▬▬▬

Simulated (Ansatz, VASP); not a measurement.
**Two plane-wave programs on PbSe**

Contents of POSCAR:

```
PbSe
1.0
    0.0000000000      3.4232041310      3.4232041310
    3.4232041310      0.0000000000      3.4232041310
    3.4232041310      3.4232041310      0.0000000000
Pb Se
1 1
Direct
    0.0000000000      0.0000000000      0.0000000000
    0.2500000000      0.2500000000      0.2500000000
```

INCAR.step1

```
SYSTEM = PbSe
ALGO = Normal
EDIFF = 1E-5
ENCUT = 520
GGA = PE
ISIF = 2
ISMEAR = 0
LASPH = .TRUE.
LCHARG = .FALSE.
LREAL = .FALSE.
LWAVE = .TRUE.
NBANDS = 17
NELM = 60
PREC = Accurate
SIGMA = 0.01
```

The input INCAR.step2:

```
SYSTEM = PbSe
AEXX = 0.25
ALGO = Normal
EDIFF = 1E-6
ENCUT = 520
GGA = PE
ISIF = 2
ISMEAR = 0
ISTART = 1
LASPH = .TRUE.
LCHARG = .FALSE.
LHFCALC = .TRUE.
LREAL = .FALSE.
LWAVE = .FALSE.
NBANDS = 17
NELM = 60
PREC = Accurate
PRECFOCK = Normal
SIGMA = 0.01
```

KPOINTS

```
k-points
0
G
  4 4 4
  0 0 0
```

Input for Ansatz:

▬▬▬

ACTION ITEM -> All of the data above should be reproduced exactly.

WRITTEN ANSWER ->
Simulated (Ansatz, VASP); not a measurement.
**Two plane-wave programs on PbSe**

Contents of POSCAR:

```
PbSe
1.0
    0.0000000000      3.4232041310      3.4232041310
    3.4232041310      0.0000000000      3.4232041310
    3.4232041310      3.4232041310      0.0000000000
Pb Se
1 1
Direct
    0.0000000000      0.0000000000      0.0000000000
    0.2500000000      0.2500000000      0.2500000000
```

INCAR.step1

```
SYSTEM = PbSe
ALGO = Normal
EDIFF = 1E-5
ENCUT = 520
GGA = PE
ISIF = 2
ISMEAR = 0
LASPH = .TRUE.
LCHARG = .FALSE.
LREAL = .FALSE.
LWAVE = .TRUE.
NBANDS = 17
NELM = 60
PREC = Accurate
SIGMA = 0.01
```

The input INCAR.step2:

```
SYSTEM = PbSe
AEXX = 0.25
ALGO = Normal
EDIFF = 1E-6
ENCUT = 520
GGA = PE
ISIF = 2
ISMEAR = 0
ISTART = 1
LASPH = .TRUE.
LCHARG = .FALSE.
LHFCALC = .TRUE.
LREAL = .FALSE.
LWAVE = .FALSE.
NBANDS = 17
NELM = 60
PREC = Accurate
PRECFOCK = Normal
SIGMA = 0.01
```

KPOINTS

```
k-points
0
G
  4 4 4
  0 0 0
```

Input for Ansatz:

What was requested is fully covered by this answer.